### ASSIGNED TASK
Answer with the exact lines of the following material from the one containing "This is a speciation" through the one containing "Na+ (93 %), NaHCO3", both end lines included.

-------- PROVIDED MATERIAL --------
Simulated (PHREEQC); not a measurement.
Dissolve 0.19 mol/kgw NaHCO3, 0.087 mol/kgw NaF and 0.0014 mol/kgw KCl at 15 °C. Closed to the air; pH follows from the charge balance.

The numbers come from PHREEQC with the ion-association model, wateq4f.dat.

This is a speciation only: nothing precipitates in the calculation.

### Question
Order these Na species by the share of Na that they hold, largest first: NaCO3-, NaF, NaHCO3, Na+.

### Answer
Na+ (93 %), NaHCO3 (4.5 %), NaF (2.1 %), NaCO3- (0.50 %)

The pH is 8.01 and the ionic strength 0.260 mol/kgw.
--------

### TASK ANSWER
This is a speciation only: nothing precipitates in the calculation.

### Question
Order these Na species by the share of Na that they hold, largest first: NaCO3-, NaF, NaHCO3, Na+.

### Answer
Na+ (93 %), NaHCO3 (4.5 %), NaF (2.1 %), NaCO3- (0.50 %)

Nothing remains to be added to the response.